====== Data ======

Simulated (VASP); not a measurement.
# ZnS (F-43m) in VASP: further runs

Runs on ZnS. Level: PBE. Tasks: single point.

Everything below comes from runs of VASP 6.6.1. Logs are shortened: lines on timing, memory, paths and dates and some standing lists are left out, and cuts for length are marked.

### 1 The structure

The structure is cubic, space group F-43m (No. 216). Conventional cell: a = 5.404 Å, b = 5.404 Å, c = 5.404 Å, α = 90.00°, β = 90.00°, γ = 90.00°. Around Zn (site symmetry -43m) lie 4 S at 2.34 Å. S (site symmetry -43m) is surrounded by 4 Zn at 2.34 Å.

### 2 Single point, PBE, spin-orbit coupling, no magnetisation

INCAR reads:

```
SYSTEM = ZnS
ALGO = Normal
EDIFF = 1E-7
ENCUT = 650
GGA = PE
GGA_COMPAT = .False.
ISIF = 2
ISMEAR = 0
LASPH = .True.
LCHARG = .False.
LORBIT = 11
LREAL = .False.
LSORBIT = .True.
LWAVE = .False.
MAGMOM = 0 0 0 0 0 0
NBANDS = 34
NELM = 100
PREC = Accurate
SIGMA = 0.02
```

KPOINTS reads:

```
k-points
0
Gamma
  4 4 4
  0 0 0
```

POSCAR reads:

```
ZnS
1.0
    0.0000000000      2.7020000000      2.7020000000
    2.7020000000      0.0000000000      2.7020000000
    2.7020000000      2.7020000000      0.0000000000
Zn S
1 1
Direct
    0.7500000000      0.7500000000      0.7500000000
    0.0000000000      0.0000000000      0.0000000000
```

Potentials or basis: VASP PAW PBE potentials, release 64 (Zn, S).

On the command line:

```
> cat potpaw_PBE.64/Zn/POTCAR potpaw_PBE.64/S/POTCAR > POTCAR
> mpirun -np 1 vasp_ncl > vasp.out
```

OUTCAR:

======

### Work order:
Transcribe only the lines from the beginning of the entries to the line with "### 1 The structure", inclusive, exactly as written.

### Exercise answer:
Simulated (VASP); not a measurement.
# ZnS (F-43m) in VASP: further runs

Runs on ZnS. Level: PBE. Tasks: single point.

Everything below comes from runs of VASP 6.6.1. Logs are shortened: lines on timing, memory, paths and dates and some standing lists are left out, and cuts for length are marked.

### 1 The structure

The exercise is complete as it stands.